■ Listed records:
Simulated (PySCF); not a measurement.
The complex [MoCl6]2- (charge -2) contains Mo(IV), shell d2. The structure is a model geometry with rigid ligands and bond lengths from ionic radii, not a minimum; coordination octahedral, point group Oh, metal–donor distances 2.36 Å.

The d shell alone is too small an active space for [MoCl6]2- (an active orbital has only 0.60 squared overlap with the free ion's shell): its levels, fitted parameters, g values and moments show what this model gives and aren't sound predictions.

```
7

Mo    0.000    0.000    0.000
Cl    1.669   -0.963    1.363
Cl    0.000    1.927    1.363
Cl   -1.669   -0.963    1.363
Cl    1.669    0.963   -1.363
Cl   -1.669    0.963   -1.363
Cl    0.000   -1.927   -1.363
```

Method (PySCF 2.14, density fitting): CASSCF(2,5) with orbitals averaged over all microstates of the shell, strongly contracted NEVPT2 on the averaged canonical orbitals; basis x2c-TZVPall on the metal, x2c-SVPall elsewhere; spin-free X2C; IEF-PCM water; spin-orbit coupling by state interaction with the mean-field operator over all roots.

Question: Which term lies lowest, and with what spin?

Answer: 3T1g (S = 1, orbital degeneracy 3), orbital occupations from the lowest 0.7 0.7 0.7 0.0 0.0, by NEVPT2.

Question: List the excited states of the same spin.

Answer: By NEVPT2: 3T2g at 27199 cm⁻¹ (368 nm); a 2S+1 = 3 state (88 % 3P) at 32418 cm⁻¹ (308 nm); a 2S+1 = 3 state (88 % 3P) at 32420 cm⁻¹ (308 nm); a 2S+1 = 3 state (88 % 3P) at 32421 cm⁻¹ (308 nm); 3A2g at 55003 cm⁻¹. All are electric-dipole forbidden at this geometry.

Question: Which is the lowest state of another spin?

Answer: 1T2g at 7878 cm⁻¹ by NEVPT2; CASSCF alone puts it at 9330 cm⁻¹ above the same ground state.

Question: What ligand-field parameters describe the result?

■ Required action: Only the lines from the first line of the records through the line containing "Question: List the" should be repeated, exactly as they appear.

■ Written solution:
Simulated (PySCF); not a measurement.
The complex [MoCl6]2- (charge -2) contains Mo(IV), shell d2. The structure is a model geometry with rigid ligands and bond lengths from ionic radii, not a minimum; coordination octahedral, point group Oh, metal–donor distances 2.36 Å.

The d shell alone is too small an active space for [MoCl6]2- (an active orbital has only 0.60 squared overlap with the free ion's shell): its levels, fitted parameters, g values and moments show what this model gives and aren't sound predictions.

```
7

Mo    0.000    0.000    0.000
Cl    1.669   -0.963    1.363
Cl    0.000    1.927    1.363
Cl   -1.669   -0.963    1.363
Cl    1.669    0.963   -1.363
Cl   -1.669    0.963   -1.363
Cl    0.000   -1.927   -1.363
```

Method (PySCF 2.14, density fitting): CASSCF(2,5) with orbitals averaged over all microstates of the shell, strongly contracted NEVPT2 on the averaged canonical orbitals; basis x2c-TZVPall on the metal, x2c-SVPall elsewhere; spin-free X2C; IEF-PCM water; spin-orbit coupling by state interaction with the mean-field operator over all roots.

Question: Which term lies lowest, and with what spin?

Answer: 3T1g (S = 1, orbital degeneracy 3), orbital occupations from the lowest 0.7 0.7 0.7 0.0 0.0, by NEVPT2.

Question: List the excited states of the same spin.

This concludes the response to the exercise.